Excerpted records:
• • • •

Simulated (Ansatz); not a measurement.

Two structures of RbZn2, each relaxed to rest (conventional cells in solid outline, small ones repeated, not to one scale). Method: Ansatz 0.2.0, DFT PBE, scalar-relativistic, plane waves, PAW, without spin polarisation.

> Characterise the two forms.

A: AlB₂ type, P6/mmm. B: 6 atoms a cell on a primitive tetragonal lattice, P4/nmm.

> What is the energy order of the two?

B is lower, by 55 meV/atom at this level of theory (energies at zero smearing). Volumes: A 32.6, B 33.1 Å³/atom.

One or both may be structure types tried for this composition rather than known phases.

• • • •

Exercise:
Every word of every entry must be returned as it appears.

Answer area:
Simulated (Ansatz); not a measurement.

Two structures of RbZn2, each relaxed to rest (conventional cells in solid outline, small ones repeated, not to one scale). Method: Ansatz 0.2.0, DFT PBE, scalar-relativistic, plane waves, PAW, without spin polarisation.

> Characterise the two forms.

A: AlB₂ type, P6/mmm. B: 6 atoms a cell on a primitive tetragonal lattice, P4/nmm.

> What is the energy order of the two?

B is lower, by 55 meV/atom at this level of theory (energies at zero smearing). Volumes: A 32.6, B 33.1 Å³/atom.

One or both may be structure types tried for this composition rather than known phases.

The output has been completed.